╔══

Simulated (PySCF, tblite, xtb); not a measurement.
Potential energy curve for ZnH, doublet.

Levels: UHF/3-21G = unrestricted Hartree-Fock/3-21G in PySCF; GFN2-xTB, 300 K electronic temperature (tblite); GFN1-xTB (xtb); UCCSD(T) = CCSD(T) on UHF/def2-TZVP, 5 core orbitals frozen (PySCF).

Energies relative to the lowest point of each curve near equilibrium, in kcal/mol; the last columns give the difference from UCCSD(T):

╚══

_Work task:_
The lines needed run from the first line of the data through the line containing "Levels: UHF/3-21G = unrestricted"; give them again exactly and nothing else.

_Answer space:_
Simulated (PySCF, tblite, xtb); not a measurement.
Potential energy curve for ZnH, doublet.

Levels: UHF/3-21G = unrestricted Hartree-Fock/3-21G in PySCF; GFN2-xTB, 300 K electronic temperature (tblite); GFN1-xTB (xtb); UCCSD(T) = CCSD(T) on UHF/def2-TZVP, 5 core orbitals frozen (PySCF).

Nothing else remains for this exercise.